*** Block opens ***

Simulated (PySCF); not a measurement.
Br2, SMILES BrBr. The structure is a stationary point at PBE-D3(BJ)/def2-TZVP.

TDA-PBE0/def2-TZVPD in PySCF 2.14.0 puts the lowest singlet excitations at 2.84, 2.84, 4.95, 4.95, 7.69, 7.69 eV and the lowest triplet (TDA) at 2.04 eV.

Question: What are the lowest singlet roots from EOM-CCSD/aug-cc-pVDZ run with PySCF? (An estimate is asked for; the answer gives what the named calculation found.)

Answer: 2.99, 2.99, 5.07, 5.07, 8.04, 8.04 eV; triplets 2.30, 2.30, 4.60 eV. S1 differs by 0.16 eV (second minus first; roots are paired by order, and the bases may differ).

*** Block closes ***

REQUIRED ACTION → The material shown above must be written out again in full, exactly as it reads.

TASK ANSWER →
Simulated (PySCF); not a measurement.
Br2, SMILES BrBr. The structure is a stationary point at PBE-D3(BJ)/def2-TZVP.

TDA-PBE0/def2-TZVPD in PySCF 2.14.0 puts the lowest singlet excitations at 2.84, 2.84, 4.95, 4.95, 7.69, 7.69 eV and the lowest triplet (TDA) at 2.04 eV.

Question: What are the lowest singlet roots from EOM-CCSD/aug-cc-pVDZ run with PySCF? (An estimate is asked for; the answer gives what the named calculation found.)

Answer: 2.99, 2.99, 5.07, 5.07, 8.04, 8.04 eV; triplets 2.30, 2.30, 4.60 eV. S1 differs by 0.16 eV (second minus first; roots are paired by order, and the bases may differ).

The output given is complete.